Task item » Start at the first line of the material. Repeat each line exactly through the one containing "Computed by Dirac-Coulomb-Breit", then stop.

Dataset excerpts »
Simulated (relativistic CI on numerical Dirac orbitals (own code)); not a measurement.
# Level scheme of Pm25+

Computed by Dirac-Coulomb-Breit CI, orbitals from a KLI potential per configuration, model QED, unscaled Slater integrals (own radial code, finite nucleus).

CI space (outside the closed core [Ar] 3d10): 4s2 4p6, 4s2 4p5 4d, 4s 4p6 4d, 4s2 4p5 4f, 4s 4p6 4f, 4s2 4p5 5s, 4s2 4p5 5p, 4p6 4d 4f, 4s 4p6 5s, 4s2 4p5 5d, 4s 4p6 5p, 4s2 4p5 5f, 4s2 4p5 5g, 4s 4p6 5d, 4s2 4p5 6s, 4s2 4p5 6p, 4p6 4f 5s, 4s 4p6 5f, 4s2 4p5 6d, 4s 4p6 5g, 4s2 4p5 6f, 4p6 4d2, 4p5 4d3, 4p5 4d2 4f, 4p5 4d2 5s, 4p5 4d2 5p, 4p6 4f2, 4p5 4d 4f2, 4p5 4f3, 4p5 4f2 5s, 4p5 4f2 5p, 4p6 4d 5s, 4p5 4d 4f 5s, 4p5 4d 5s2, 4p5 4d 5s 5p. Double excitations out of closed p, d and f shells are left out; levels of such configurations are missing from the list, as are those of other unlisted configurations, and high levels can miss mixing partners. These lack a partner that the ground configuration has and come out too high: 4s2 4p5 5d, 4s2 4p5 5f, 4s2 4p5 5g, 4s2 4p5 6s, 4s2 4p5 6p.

Task solution »
Simulated (relativistic CI on numerical Dirac orbitals (own code)); not a measurement.
# Level scheme of Pm25+

Computed by Dirac-Coulomb-Breit CI, orbitals from a KLI potential per configuration, model QED, unscaled Slater integrals (own radial code, finite nucleus).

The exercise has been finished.